Exercise
Reproduce the entries from their first line up to and including the line with "The gap is indirect, 1.38". Leave out everything after it.

(Data to examine begins)

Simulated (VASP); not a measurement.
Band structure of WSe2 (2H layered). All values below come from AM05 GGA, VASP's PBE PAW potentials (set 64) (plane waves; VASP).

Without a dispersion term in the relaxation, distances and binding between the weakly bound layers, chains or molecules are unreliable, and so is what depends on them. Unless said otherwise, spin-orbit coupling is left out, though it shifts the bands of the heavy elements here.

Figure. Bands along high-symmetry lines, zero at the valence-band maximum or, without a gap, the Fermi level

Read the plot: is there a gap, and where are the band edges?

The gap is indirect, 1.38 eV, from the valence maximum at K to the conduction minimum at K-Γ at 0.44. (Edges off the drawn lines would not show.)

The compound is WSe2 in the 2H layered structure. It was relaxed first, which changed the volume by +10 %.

(Data to examine ends)

Response area
Simulated (VASP); not a measurement.
Band structure of WSe2 (2H layered). All values below come from AM05 GGA, VASP's PBE PAW potentials (set 64) (plane waves; VASP).

Without a dispersion term in the relaxation, distances and binding between the weakly bound layers, chains or molecules are unreliable, and so is what depends on them. Unless said otherwise, spin-orbit coupling is left out, though it shifts the bands of the heavy elements here.

Figure. Bands along high-symmetry lines, zero at the valence-band maximum or, without a gap, the Fermi level

Read the plot: is there a gap, and where are the band edges?

The gap is indirect, 1.38 eV, from the valence maximum at K to the conduction minimum at K-Γ at 0.44. (Edges off the drawn lines would not show.)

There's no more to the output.